▶ _RECORD SET_:
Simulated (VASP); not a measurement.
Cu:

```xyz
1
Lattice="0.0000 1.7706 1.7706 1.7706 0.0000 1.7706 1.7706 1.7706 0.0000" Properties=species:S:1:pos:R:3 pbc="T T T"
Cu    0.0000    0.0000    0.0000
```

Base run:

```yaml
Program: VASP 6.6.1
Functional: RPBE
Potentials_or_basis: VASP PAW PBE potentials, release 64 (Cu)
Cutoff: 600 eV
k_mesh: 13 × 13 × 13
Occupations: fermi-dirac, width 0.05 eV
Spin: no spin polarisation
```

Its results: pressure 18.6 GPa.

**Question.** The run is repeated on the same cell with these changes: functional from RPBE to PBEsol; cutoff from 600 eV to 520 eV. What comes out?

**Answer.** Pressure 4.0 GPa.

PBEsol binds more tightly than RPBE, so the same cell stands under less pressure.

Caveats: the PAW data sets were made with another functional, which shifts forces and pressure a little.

▶ _EXERCISE_:
Word for word, restate the lines of the listing above starting at the line with "Its results: pressure 18.6 GPa." and ending at the line with "PBEsol binds more", and nothing outside them.

▶ _SOLUTION_:
Its results: pressure 18.6 GPa.

**Question.** The run is repeated on the same cell with these changes: functional from RPBE to PBEsol; cutoff from 600 eV to 520 eV. What comes out?

**Answer.** Pressure 4.0 GPa.

PBEsol binds more tightly than RPBE, so the same cell stands under less pressure.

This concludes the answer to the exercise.